──────────────────────────────
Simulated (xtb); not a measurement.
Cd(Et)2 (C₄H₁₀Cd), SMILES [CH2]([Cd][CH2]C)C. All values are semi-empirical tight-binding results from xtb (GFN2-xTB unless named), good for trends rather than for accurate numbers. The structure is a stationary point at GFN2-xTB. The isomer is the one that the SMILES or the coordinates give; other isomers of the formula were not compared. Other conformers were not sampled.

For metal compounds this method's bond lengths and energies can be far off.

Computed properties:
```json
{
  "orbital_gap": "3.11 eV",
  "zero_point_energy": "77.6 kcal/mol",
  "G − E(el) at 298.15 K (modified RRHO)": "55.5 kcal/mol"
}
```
──────────────────────────────

● Brief
Please set down the whole listing above without altering a single line.

● Response box
Simulated (xtb); not a measurement.
Cd(Et)2 (C₄H₁₀Cd), SMILES [CH2]([Cd][CH2]C)C. All values are semi-empirical tight-binding results from xtb (GFN2-xTB unless named), good for trends rather than for accurate numbers. The structure is a stationary point at GFN2-xTB. The isomer is the one that the SMILES or the coordinates give; other isomers of the formula were not compared. Other conformers were not sampled.

For metal compounds this method's bond lengths and energies can be far off.

Computed properties:
```json
{
  "orbital_gap": "3.11 eV",
  "zero_point_energy": "77.6 kcal/mol",
  "G − E(el) at 298.15 K (modified RRHO)": "55.5 kcal/mol"
}
```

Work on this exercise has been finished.